***

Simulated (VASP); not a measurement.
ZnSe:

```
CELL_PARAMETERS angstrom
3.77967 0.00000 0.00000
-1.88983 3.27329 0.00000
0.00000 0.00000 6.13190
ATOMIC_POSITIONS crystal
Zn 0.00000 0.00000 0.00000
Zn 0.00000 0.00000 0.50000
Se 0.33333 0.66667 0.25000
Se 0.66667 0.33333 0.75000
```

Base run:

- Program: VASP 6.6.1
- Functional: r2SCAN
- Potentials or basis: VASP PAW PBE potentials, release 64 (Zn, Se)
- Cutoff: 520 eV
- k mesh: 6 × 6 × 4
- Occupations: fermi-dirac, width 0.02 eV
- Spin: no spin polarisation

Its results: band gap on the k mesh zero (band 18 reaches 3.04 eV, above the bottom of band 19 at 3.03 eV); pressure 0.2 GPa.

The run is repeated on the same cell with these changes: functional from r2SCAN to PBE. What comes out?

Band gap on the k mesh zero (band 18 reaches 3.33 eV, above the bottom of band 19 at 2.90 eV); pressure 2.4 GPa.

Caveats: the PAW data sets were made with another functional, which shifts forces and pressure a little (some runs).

***

Requirement
Taking the lines above, repeat exactly those from the line that contains "- Occupations: fermi-dirac, width 0.02 eV" through the line that contains "The run is repeated", and both of those lines as well. Include nothing else.

Task answer
- Occupations: fermi-dirac, width 0.02 eV
- Spin: no spin polarisation

Its results: band gap on the k mesh zero (band 18 reaches 3.04 eV, above the bottom of band 19 at 3.03 eV); pressure 0.2 GPa.

The run is repeated on the same cell with these changes: functional from r2SCAN to PBE. What comes out?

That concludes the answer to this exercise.